▶ [WORK REQUEST]: In the reply, include exactly the lines of the entries below from the first to the line with "## 1. The structure", that line included.

▶ [EXCERPTED DATA]:
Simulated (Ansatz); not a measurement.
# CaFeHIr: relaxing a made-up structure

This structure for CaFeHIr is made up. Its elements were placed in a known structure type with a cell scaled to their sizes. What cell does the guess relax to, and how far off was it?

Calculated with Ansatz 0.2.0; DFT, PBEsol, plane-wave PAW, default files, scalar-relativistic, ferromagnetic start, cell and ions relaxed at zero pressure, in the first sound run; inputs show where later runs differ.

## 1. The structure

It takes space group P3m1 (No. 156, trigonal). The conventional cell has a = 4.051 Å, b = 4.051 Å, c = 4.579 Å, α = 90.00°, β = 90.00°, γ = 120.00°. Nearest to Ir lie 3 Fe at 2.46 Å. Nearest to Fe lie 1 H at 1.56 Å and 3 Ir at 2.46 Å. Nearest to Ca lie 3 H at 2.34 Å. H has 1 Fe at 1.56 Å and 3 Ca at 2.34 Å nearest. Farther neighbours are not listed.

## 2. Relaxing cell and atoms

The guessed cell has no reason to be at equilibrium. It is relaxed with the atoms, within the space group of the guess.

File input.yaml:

▶ [TASK RESULT]:
Simulated (Ansatz); not a measurement.
# CaFeHIr: relaxing a made-up structure

This structure for CaFeHIr is made up. Its elements were placed in a known structure type with a cell scaled to their sizes. What cell does the guess relax to, and how far off was it?

Calculated with Ansatz 0.2.0; DFT, PBEsol, plane-wave PAW, default files, scalar-relativistic, ferromagnetic start, cell and ions relaxed at zero pressure, in the first sound run; inputs show where later runs differ.

## 1. The structure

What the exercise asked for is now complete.